#### REQUIREMENT:
Through the line that contains "A VASP calculation", return the data below exactly, starting at its first line; leave the rest out.

#### SUPPLIED MATERIAL:
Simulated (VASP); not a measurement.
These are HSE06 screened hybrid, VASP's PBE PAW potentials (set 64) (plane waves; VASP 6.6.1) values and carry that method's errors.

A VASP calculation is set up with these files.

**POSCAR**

#### ANSWER BOX:
Simulated (VASP); not a measurement.
These are HSE06 screened hybrid, VASP's PBE PAW potentials (set 64) (plane waves; VASP 6.6.1) values and carry that method's errors.

A VASP calculation is set up with these files.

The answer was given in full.